Data under study
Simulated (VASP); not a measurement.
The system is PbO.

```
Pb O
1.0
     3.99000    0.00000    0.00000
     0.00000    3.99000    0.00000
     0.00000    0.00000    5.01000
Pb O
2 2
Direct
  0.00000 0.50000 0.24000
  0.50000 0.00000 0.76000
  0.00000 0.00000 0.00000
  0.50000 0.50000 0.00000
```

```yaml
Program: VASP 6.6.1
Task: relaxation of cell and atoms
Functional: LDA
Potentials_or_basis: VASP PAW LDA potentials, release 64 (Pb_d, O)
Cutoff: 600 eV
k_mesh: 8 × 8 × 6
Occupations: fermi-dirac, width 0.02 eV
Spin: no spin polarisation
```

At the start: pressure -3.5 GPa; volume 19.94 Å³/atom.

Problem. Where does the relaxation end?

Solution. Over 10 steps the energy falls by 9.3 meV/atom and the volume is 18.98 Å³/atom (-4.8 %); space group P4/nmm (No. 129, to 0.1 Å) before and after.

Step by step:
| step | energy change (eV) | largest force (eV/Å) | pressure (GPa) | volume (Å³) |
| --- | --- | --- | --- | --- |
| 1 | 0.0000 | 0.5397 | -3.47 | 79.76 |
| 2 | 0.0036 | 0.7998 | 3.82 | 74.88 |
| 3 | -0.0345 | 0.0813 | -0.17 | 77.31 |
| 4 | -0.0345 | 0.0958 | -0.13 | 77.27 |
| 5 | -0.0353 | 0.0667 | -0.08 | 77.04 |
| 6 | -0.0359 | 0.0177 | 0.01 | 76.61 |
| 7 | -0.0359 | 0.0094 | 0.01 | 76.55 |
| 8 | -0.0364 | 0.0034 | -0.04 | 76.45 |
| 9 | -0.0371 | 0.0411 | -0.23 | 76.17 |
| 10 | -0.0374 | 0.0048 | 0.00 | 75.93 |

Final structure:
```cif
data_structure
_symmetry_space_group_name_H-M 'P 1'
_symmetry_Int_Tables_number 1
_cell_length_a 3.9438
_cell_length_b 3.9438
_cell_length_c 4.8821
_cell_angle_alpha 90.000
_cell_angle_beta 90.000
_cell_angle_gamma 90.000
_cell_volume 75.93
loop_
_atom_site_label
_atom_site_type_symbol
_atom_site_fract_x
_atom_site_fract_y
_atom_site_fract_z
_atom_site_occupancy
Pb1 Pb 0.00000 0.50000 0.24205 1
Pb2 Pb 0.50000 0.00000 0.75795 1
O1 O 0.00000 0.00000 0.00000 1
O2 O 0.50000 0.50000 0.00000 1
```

Task item
In the listing above, locate the line containing "-3.47 | 79.76 |" and the line containing "-0.04 | 76.45 |", then transcribe both and every line between them verbatim.

Response area
| 1 | 0.0000 | 0.5397 | -3.47 | 79.76 |
| 2 | 0.0036 | 0.7998 | 3.82 | 74.88 |
| 3 | -0.0345 | 0.0813 | -0.17 | 77.31 |
| 4 | -0.0345 | 0.0958 | -0.13 | 77.27 |
| 5 | -0.0353 | 0.0667 | -0.08 | 77.04 |
| 6 | -0.0359 | 0.0177 | 0.01 | 76.61 |
| 7 | -0.0359 | 0.0094 | 0.01 | 76.55 |
| 8 | -0.0364 | 0.0034 | -0.04 | 76.45 |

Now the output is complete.